* **ASSIGNMENT**
Copy, word for word, each line of the data below from the first through the line containing "At the start: pressure", and stop there.

------ SOURCE DATA

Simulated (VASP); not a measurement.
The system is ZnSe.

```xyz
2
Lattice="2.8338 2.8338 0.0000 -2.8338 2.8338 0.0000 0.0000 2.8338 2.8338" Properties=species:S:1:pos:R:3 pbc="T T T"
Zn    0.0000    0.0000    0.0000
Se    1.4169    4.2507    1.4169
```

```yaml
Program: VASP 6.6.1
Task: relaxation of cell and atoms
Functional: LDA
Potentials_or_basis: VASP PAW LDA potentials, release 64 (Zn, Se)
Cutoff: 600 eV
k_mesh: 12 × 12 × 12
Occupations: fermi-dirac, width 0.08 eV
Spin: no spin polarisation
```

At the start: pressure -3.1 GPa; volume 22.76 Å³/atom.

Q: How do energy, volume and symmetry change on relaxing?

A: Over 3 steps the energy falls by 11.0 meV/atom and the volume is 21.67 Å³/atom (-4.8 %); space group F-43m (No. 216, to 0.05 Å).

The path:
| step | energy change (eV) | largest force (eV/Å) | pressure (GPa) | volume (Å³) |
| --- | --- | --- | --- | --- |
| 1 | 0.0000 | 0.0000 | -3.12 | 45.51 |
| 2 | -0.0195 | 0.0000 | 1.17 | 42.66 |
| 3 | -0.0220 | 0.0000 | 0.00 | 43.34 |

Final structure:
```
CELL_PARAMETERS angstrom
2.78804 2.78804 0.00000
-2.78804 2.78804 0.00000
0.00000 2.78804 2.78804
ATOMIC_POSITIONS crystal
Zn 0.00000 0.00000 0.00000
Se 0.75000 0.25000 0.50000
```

------------

* **ANSWER AREA**
Simulated (VASP); not a measurement.
The system is ZnSe.

```xyz
2
Lattice="2.8338 2.8338 0.0000 -2.8338 2.8338 0.0000 0.0000 2.8338 2.8338" Properties=species:S:1:pos:R:3 pbc="T T T"
Zn    0.0000    0.0000    0.0000
Se    1.4169    4.2507    1.4169
```

```yaml
Program: VASP 6.6.1
Task: relaxation of cell and atoms
Functional: LDA
Potentials_or_basis: VASP PAW LDA potentials, release 64 (Zn, Se)
Cutoff: 600 eV
k_mesh: 12 × 12 × 12
Occupations: fermi-dirac, width 0.08 eV
Spin: no spin polarisation
```

At the start: pressure -3.1 GPa; volume 22.76 Å³/atom.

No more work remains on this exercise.